▸ ACTION ITEM: The lines to extract run from the first line of the entries through the line that contains "- position of O13 along the first"; reproduce exactly those lines and no others.

▸ EXTRACTED DATA:
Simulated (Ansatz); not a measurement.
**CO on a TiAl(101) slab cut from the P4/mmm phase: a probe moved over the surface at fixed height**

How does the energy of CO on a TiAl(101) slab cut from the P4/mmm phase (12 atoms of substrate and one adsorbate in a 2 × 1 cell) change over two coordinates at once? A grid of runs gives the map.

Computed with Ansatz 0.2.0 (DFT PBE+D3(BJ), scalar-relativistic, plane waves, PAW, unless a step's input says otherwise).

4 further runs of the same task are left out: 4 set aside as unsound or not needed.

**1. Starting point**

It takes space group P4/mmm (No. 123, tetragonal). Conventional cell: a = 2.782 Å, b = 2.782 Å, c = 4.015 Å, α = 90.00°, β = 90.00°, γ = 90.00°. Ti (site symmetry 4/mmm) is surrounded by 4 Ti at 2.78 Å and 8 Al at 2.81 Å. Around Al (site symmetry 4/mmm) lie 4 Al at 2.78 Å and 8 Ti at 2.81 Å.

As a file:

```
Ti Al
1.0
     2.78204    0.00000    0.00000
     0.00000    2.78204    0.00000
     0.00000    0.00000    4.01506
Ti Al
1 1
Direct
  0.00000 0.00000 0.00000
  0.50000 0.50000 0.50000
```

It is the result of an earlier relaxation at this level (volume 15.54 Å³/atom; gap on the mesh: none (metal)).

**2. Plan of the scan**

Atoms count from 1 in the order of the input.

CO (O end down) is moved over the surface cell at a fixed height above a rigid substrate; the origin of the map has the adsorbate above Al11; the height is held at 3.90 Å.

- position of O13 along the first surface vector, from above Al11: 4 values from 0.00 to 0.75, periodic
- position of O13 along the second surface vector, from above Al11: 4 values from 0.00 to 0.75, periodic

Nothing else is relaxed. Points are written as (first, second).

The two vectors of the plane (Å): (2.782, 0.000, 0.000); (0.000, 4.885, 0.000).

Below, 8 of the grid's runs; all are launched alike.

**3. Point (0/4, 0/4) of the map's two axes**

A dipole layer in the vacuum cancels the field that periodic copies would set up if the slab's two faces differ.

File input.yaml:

▸ TASK OUTPUT:
Simulated (Ansatz); not a measurement.
**CO on a TiAl(101) slab cut from the P4/mmm phase: a probe moved over the surface at fixed height**

How does the energy of CO on a TiAl(101) slab cut from the P4/mmm phase (12 atoms of substrate and one adsorbate in a 2 × 1 cell) change over two coordinates at once? A grid of runs gives the map.

Computed with Ansatz 0.2.0 (DFT PBE+D3(BJ), scalar-relativistic, plane waves, PAW, unless a step's input says otherwise).

4 further runs of the same task are left out: 4 set aside as unsound or not needed.

**1. Starting point**

It takes space group P4/mmm (No. 123, tetragonal). Conventional cell: a = 2.782 Å, b = 2.782 Å, c = 4.015 Å, α = 90.00°, β = 90.00°, γ = 90.00°. Ti (site symmetry 4/mmm) is surrounded by 4 Ti at 2.78 Å and 8 Al at 2.81 Å. Around Al (site symmetry 4/mmm) lie 4 Al at 2.78 Å and 8 Ti at 2.81 Å.

As a file:

```
Ti Al
1.0
     2.78204    0.00000    0.00000
     0.00000    2.78204    0.00000
     0.00000    0.00000    4.01506
Ti Al
1 1
Direct
  0.00000 0.00000 0.00000
  0.50000 0.50000 0.50000
```

It is the result of an earlier relaxation at this level (volume 15.54 Å³/atom; gap on the mesh: none (metal)).

**2. Plan of the scan**

Atoms count from 1 in the order of the input.

CO (O end down) is moved over the surface cell at a fixed height above a rigid substrate; the origin of the map has the adsorbate above Al11; the height is held at 3.90 Å.

- position of O13 along the first surface vector, from above Al11: 4 values from 0.00 to 0.75, periodic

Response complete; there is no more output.